## Information
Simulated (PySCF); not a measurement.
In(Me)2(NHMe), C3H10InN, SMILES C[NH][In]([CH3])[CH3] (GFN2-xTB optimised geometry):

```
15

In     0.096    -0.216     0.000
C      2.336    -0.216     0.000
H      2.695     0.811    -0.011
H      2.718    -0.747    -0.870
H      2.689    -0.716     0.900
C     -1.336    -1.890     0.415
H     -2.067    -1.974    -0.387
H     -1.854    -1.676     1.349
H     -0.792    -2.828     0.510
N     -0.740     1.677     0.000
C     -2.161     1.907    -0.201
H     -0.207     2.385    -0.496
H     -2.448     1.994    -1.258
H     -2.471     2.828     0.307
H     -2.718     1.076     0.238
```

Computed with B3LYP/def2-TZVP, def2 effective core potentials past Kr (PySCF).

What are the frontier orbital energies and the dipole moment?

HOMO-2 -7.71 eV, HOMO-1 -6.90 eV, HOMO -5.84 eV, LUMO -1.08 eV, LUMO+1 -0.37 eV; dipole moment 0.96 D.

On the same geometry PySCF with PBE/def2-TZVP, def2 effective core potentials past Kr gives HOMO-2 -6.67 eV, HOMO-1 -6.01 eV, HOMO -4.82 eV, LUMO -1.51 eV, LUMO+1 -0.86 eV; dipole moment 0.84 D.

## Task item
Your answer consists solely of the lines from the top of the records above through the line that contains "Computed with B3LYP/def2-TZVP, def2", each echoed exactly.

## Result
Simulated (PySCF); not a measurement.
In(Me)2(NHMe), C3H10InN, SMILES C[NH][In]([CH3])[CH3] (GFN2-xTB optimised geometry):

```
15

In     0.096    -0.216     0.000
C      2.336    -0.216     0.000
H      2.695     0.811    -0.011
H      2.718    -0.747    -0.870
H      2.689    -0.716     0.900
C     -1.336    -1.890     0.415
H     -2.067    -1.974    -0.387
H     -1.854    -1.676     1.349
H     -0.792    -2.828     0.510
N     -0.740     1.677     0.000
C     -2.161     1.907    -0.201
H     -0.207     2.385    -0.496
H     -2.448     1.994    -1.258
H     -2.471     2.828     0.307
H     -2.718     1.076     0.238
```

Computed with B3LYP/def2-TZVP, def2 effective core potentials past Kr (PySCF).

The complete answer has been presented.